WORK TASK:
What is needed is an exact retyping of the records below, from the first line through the line that contains "Atoms are numbered in this order, from 1.".

DATA FOR REVIEW:
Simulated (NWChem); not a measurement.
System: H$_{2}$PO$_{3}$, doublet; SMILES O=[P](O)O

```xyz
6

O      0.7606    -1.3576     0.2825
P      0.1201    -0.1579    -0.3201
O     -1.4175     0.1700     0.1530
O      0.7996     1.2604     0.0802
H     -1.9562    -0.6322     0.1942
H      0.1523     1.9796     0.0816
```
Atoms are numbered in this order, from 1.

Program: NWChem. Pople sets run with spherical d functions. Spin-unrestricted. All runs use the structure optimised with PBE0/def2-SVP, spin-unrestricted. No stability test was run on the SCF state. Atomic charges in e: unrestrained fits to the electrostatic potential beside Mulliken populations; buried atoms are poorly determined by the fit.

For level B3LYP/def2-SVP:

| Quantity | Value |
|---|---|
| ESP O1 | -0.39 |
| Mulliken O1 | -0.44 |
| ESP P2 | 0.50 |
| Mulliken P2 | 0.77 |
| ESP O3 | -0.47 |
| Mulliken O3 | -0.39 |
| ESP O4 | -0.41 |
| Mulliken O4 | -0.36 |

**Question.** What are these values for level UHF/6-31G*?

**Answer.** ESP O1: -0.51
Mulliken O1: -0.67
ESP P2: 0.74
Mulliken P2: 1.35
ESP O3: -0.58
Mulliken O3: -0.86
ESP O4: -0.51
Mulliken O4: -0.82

REPLY:
Simulated (NWChem); not a measurement.
System: H$_{2}$PO$_{3}$, doublet; SMILES O=[P](O)O

```xyz
6

O      0.7606    -1.3576     0.2825
P      0.1201    -0.1579    -0.3201
O     -1.4175     0.1700     0.1530
O      0.7996     1.2604     0.0802
H     -1.9562    -0.6322     0.1942
H      0.1523     1.9796     0.0816
```
Atoms are numbered in this order, from 1.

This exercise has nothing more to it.